### Supplied material
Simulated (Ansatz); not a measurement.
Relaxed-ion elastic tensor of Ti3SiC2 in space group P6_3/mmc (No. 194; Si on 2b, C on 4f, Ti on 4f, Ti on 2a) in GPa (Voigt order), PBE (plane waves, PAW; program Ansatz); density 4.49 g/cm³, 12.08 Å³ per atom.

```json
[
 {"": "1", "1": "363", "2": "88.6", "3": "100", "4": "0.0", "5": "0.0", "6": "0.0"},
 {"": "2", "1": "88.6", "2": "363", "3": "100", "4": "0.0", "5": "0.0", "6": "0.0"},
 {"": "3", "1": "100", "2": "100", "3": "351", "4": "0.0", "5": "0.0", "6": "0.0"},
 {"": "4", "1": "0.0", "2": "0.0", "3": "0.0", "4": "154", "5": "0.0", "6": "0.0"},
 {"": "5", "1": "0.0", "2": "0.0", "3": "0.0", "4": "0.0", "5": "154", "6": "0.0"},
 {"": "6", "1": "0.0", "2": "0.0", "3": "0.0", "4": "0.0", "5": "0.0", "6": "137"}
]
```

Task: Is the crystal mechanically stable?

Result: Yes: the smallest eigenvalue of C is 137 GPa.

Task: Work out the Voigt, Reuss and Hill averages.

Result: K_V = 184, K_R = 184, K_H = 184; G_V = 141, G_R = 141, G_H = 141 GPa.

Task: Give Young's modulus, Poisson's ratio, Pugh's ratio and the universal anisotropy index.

### Work item
Copy the lines above exactly, beginning at the line that has "Result: Yes: the" and stopping after the line that has "Result: K_V = 184, K_R", and omit the rest.

### Problem solution
Result: Yes: the smallest eigenvalue of C is 137 GPa.

Task: Work out the Voigt, Reuss and Hill averages.

Result: K_V = 184, K_R = 184, K_H = 184; G_V = 141, G_R = 141, G_H = 141 GPa.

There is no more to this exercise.